* [WORK ORDER]:
Line by line, retype the whole listing exactly.

········

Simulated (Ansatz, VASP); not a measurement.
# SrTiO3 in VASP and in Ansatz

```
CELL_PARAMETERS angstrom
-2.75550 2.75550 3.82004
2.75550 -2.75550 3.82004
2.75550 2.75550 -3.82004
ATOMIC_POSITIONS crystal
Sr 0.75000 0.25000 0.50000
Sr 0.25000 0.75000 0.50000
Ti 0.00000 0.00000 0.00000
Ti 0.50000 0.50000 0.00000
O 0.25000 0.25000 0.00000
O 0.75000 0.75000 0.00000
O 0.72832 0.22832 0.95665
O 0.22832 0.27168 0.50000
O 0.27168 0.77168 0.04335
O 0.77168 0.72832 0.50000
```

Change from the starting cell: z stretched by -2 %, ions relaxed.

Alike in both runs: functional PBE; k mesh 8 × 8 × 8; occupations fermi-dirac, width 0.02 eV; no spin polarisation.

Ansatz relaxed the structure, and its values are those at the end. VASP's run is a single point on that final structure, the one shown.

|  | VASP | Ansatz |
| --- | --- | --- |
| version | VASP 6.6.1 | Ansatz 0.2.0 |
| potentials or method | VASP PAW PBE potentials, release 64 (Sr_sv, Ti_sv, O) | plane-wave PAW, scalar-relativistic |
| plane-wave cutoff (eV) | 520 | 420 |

········

* [WORKED SOLUTION]:
Simulated (Ansatz, VASP); not a measurement.
# SrTiO3 in VASP and in Ansatz

```
CELL_PARAMETERS angstrom
-2.75550 2.75550 3.82004
2.75550 -2.75550 3.82004
2.75550 2.75550 -3.82004
ATOMIC_POSITIONS crystal
Sr 0.75000 0.25000 0.50000
Sr 0.25000 0.75000 0.50000
Ti 0.00000 0.00000 0.00000
Ti 0.50000 0.50000 0.00000
O 0.25000 0.25000 0.00000
O 0.75000 0.75000 0.00000
O 0.72832 0.22832 0.95665
O 0.22832 0.27168 0.50000
O 0.27168 0.77168 0.04335
O 0.77168 0.72832 0.50000
```

Change from the starting cell: z stretched by -2 %, ions relaxed.

Alike in both runs: functional PBE; k mesh 8 × 8 × 8; occupations fermi-dirac, width 0.02 eV; no spin polarisation.

Ansatz relaxed the structure, and its values are those at the end. VASP's run is a single point on that final structure, the one shown.

|  | VASP | Ansatz |
| --- | --- | --- |
| version | VASP 6.6.1 | Ansatz 0.2.0 |
| potentials or method | VASP PAW PBE potentials, release 64 (Sr_sv, Ti_sv, O) | plane-wave PAW, scalar-relativistic |
| plane-wave cutoff (eV) | 520 | 420 |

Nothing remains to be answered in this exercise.